● ● ● ● ● ● ●

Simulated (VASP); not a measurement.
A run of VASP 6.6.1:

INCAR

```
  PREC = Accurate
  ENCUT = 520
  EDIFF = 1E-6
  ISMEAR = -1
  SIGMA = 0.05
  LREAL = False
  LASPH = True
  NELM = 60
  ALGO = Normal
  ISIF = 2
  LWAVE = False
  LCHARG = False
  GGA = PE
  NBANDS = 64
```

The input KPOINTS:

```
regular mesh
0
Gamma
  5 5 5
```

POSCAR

● ● ● ● ● ● ●

Requirement ▸
Nothing in the records should change when you repeat them all.

Answer box ▸
Simulated (VASP); not a measurement.
A run of VASP 6.6.1:

INCAR

```
  PREC = Accurate
  ENCUT = 520
  EDIFF = 1E-6
  ISMEAR = -1
  SIGMA = 0.05
  LREAL = False
  LASPH = True
  NELM = 60
  ALGO = Normal
  ISIF = 2
  LWAVE = False
  LCHARG = False
  GGA = PE
  NBANDS = 64
```

The input KPOINTS:

```
regular mesh
0
Gamma
  5 5 5
```

POSCAR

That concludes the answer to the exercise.